*Requirement*: With no omissions, write out every record given below.

━━━━━ Source material ━━━━━

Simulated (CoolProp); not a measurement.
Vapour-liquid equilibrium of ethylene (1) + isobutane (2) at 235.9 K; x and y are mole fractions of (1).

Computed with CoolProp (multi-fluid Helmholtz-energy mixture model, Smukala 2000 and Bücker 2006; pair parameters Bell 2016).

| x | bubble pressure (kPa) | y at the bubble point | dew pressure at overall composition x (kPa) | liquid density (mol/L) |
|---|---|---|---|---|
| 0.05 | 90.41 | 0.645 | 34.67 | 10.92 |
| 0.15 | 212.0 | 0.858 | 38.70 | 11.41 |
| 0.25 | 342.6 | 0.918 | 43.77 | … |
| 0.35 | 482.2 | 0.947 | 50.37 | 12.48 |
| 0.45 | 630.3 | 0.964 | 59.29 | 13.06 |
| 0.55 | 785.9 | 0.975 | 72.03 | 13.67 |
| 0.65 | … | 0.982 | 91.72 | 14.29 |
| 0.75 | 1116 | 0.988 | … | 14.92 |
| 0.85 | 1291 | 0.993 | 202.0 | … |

━━━━━

*Written answer*:
Simulated (CoolProp); not a measurement.
Vapour-liquid equilibrium of ethylene (1) + isobutane (2) at 235.9 K; x and y are mole fractions of (1).

Computed with CoolProp (multi-fluid Helmholtz-energy mixture model, Smukala 2000 and Bücker 2006; pair parameters Bell 2016).

| x | bubble pressure (kPa) | y at the bubble point | dew pressure at overall composition x (kPa) | liquid density (mol/L) |
|---|---|---|---|---|
| 0.05 | 90.41 | 0.645 | 34.67 | 10.92 |
| 0.15 | 212.0 | 0.858 | 38.70 | 11.41 |
| 0.25 | 342.6 | 0.918 | 43.77 | … |
| 0.35 | 482.2 | 0.947 | 50.37 | 12.48 |
| 0.45 | 630.3 | 0.964 | 59.29 | 13.06 |
| 0.55 | 785.9 | 0.975 | 72.03 | 13.67 |
| 0.65 | … | 0.982 | 91.72 | 14.29 |
| 0.75 | 1116 | 0.988 | … | 14.92 |
| 0.85 | 1291 | 0.993 | 202.0 | … |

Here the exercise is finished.